----------
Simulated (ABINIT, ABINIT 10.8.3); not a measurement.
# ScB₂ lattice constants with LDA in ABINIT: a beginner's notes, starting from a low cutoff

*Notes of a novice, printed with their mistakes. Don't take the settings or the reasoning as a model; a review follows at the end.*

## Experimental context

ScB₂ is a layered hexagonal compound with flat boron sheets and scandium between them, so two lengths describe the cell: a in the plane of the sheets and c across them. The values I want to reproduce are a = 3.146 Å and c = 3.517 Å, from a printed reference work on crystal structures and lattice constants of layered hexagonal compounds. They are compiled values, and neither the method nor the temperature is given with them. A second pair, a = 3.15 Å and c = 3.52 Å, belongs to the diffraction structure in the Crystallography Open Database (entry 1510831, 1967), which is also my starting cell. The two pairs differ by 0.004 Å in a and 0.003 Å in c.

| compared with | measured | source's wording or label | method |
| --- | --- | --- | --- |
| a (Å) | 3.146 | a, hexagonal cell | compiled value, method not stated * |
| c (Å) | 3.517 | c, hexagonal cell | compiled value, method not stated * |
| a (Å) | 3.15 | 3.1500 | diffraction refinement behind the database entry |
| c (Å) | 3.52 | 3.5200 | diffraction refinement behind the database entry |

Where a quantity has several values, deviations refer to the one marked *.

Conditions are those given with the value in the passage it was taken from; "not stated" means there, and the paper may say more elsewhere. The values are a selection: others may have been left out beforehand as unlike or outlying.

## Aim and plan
----------

The lines of the data, from the first through the one containing "## Experimental context", are to be transcribed exactly.

Simulated (ABINIT, ABINIT 10.8.3); not a measurement.
# ScB₂ lattice constants with LDA in ABINIT: a beginner's notes, starting from a low cutoff

*Notes of a novice, printed with their mistakes. Don't take the settings or the reasoning as a model; a review follows at the end.*

## Experimental context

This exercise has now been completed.